• WORK INSTRUCTION:
Beneath this instruction is a listing. Transcribe from it only the stretch from the line with "(A) FB1CC[C@@H]1F" through the line with "(D) FB(F)C1CC1", both end lines included, exactly as written.

• AVAILABLE DATA:
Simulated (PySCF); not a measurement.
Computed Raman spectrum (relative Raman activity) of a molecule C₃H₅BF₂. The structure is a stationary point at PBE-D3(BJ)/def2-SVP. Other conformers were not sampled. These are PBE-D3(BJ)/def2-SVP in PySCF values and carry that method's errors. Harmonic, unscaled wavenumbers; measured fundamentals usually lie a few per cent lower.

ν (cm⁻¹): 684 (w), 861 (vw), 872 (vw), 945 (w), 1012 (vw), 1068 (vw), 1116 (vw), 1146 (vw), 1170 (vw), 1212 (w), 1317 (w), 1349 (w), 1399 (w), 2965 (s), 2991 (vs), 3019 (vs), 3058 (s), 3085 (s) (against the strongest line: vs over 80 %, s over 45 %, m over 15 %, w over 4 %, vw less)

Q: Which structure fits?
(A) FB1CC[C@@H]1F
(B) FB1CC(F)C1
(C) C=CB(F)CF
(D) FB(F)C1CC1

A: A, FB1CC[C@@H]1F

• WRITTEN ANSWER:
(A) FB1CC[C@@H]1F
(B) FB1CC(F)C1
(C) C=CB(F)CF
(D) FB(F)C1CC1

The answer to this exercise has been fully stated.